**WORK ITEM:** Please repeat the lines below, exactly and only, from the one that holds "Task: How do" through the one that holds "Result: Over 47".

**DATA SHOWN:**
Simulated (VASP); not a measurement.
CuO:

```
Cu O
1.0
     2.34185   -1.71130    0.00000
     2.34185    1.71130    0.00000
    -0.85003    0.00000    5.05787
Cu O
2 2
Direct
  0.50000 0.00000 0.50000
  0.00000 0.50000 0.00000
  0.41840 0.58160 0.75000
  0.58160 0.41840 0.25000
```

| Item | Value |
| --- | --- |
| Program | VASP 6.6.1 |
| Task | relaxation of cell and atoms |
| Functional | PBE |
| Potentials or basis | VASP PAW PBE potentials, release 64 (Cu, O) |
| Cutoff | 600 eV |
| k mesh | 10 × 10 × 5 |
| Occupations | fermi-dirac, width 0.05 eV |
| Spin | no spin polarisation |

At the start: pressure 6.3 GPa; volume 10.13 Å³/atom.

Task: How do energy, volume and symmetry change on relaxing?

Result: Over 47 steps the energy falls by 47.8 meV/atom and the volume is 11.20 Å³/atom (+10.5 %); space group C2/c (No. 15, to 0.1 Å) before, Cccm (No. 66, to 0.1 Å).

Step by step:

**EXERCISE RESPONSE:**
Task: How do energy, volume and symmetry change on relaxing?

Result: Over 47 steps the energy falls by 47.8 meV/atom and the volume is 11.20 Å³/atom (+10.5 %); space group C2/c (No. 15, to 0.1 Å) before, Cccm (No. 66, to 0.1 Å).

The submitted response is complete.